- _ASSIGNMENT_
Write out exactly the lines from the start of the entries through the one that contains "correction | no |", including both.

━━ EXTRACTED RECORDS

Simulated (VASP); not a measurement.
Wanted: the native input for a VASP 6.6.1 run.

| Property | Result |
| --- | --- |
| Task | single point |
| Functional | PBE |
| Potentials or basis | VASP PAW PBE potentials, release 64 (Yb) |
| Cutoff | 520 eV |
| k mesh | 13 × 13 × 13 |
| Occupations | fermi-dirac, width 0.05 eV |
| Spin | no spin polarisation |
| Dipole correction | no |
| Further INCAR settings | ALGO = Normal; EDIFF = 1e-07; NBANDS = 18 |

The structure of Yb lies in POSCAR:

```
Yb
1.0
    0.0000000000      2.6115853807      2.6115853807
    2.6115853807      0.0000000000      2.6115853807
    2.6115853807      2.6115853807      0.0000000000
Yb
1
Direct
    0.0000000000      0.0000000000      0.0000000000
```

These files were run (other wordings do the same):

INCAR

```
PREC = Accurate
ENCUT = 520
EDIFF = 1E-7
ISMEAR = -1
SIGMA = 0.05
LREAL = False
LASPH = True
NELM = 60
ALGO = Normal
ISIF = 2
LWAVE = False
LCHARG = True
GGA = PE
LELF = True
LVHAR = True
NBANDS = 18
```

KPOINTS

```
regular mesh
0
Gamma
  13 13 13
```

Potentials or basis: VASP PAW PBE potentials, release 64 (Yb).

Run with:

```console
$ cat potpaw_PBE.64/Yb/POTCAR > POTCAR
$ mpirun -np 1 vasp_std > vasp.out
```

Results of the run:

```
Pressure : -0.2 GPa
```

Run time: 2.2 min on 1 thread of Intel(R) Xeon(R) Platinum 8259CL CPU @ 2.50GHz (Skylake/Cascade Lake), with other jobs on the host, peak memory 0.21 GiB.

━━━━

- _RESPONSE AREA_
Simulated (VASP); not a measurement.
Wanted: the native input for a VASP 6.6.1 run.

| Property | Result |
| --- | --- |
| Task | single point |
| Functional | PBE |
| Potentials or basis | VASP PAW PBE potentials, release 64 (Yb) |
| Cutoff | 520 eV |
| k mesh | 13 × 13 × 13 |
| Occupations | fermi-dirac, width 0.05 eV |
| Spin | no spin polarisation |
| Dipole correction | no |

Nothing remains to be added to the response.